*** Exercise data ***
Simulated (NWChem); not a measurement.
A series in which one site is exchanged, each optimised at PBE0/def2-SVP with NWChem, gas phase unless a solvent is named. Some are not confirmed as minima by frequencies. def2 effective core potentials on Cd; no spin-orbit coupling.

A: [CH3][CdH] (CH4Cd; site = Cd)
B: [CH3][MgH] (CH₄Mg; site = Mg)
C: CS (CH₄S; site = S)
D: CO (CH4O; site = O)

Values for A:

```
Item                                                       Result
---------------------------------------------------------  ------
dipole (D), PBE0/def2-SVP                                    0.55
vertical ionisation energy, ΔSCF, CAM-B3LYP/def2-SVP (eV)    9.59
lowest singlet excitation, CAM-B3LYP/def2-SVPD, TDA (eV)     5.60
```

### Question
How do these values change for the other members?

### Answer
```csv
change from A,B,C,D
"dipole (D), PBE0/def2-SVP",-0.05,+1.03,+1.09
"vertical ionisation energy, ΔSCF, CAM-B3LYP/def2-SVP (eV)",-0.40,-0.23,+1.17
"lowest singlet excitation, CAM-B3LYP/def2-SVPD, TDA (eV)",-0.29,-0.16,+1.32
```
*** End of Exercise data ***

▶ _Action item_:
Once the line containing "B: [CH3][MgH] (CH₄Mg; site = Mg)" has been retyped, stop. Begin at the first line of the material and reproduce every line up to it exactly.

▶ _Task response_:
Simulated (NWChem); not a measurement.
A series in which one site is exchanged, each optimised at PBE0/def2-SVP with NWChem, gas phase unless a solvent is named. Some are not confirmed as minima by frequencies. def2 effective core potentials on Cd; no spin-orbit coupling.

A: [CH3][CdH] (CH4Cd; site = Cd)
B: [CH3][MgH] (CH₄Mg; site = Mg)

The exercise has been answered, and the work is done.